RECORD SET Block Start

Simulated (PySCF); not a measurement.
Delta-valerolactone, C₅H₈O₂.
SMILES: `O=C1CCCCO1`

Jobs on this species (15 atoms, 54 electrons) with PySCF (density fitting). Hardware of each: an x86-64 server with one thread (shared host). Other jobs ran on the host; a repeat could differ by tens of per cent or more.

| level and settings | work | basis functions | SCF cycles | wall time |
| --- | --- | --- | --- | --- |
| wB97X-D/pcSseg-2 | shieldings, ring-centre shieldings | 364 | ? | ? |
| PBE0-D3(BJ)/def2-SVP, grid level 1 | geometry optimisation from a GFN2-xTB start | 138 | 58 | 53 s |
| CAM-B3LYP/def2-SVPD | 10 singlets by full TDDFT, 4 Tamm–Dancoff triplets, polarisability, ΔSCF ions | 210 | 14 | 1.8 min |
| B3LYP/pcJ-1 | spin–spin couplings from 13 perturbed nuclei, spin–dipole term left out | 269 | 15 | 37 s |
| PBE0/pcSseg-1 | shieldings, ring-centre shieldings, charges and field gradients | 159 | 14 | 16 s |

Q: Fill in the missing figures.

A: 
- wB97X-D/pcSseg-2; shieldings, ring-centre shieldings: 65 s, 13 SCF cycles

RECORD SET Block End

## REQUIRED ACTION
Set down every record above exactly as written.

## EXERCISE ANSWER
Simulated (PySCF); not a measurement.
Delta-valerolactone, C₅H₈O₂.
SMILES: `O=C1CCCCO1`

Jobs on this species (15 atoms, 54 electrons) with PySCF (density fitting). Hardware of each: an x86-64 server with one thread (shared host). Other jobs ran on the host; a repeat could differ by tens of per cent or more.

| level and settings | work | basis functions | SCF cycles | wall time |
| --- | --- | --- | --- | --- |
| wB97X-D/pcSseg-2 | shieldings, ring-centre shieldings | 364 | ? | ? |
| PBE0-D3(BJ)/def2-SVP, grid level 1 | geometry optimisation from a GFN2-xTB start | 138 | 58 | 53 s |
| CAM-B3LYP/def2-SVPD | 10 singlets by full TDDFT, 4 Tamm–Dancoff triplets, polarisability, ΔSCF ions | 210 | 14 | 1.8 min |
| B3LYP/pcJ-1 | spin–spin couplings from 13 perturbed nuclei, spin–dipole term left out | 269 | 15 | 37 s |
| PBE0/pcSseg-1 | shieldings, ring-centre shieldings, charges and field gradients | 159 | 14 | 16 s |

Q: Fill in the missing figures.

A: 
- wB97X-D/pcSseg-2; shieldings, ring-centre shieldings: 65 s, 13 SCF cycles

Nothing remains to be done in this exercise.